====== Recorded information
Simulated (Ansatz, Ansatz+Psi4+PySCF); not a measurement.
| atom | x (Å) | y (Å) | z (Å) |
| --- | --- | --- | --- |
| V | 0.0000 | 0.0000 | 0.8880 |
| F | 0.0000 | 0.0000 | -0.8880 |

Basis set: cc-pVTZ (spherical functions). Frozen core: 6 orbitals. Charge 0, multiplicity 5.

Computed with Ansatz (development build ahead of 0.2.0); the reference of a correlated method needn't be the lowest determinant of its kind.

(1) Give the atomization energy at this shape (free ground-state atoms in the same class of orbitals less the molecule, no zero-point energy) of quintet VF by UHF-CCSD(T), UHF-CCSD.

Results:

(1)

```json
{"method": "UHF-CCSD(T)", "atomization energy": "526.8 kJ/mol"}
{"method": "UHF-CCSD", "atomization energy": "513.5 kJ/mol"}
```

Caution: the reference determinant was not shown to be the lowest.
============

Work request:
Transcribe the records in full, so that each line reads exactly as before.

Written answer:
Simulated (Ansatz, Ansatz+Psi4+PySCF); not a measurement.
| atom | x (Å) | y (Å) | z (Å) |
| --- | --- | --- | --- |
| V | 0.0000 | 0.0000 | 0.8880 |
| F | 0.0000 | 0.0000 | -0.8880 |

Basis set: cc-pVTZ (spherical functions). Frozen core: 6 orbitals. Charge 0, multiplicity 5.

Computed with Ansatz (development build ahead of 0.2.0); the reference of a correlated method needn't be the lowest determinant of its kind.

(1) Give the atomization energy at this shape (free ground-state atoms in the same class of orbitals less the molecule, no zero-point energy) of quintet VF by UHF-CCSD(T), UHF-CCSD.

Results:

(1)

```json
{"method": "UHF-CCSD(T)", "atomization energy": "526.8 kJ/mol"}
{"method": "UHF-CCSD", "atomization energy": "513.5 kJ/mol"}
```

Caution: the reference determinant was not shown to be the lowest.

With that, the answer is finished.